--- START ---
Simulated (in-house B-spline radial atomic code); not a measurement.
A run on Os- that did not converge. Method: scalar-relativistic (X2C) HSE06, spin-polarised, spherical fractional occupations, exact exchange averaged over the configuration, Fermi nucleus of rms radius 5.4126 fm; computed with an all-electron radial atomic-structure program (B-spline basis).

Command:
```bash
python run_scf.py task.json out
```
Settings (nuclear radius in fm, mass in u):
--- END ---

### [Work item]
Please print the material again in full, exactly as it is.

### [Answer area]
Simulated (in-house B-spline radial atomic code); not a measurement.
A run on Os- that did not converge. Method: scalar-relativistic (X2C) HSE06, spin-polarised, spherical fractional occupations, exact exchange averaged over the configuration, Fermi nucleus of rms radius 5.4126 fm; computed with an all-electron radial atomic-structure program (B-spline basis).

Command:
```bash
python run_scf.py task.json out
```
Settings (nuclear radius in fm, mass in u):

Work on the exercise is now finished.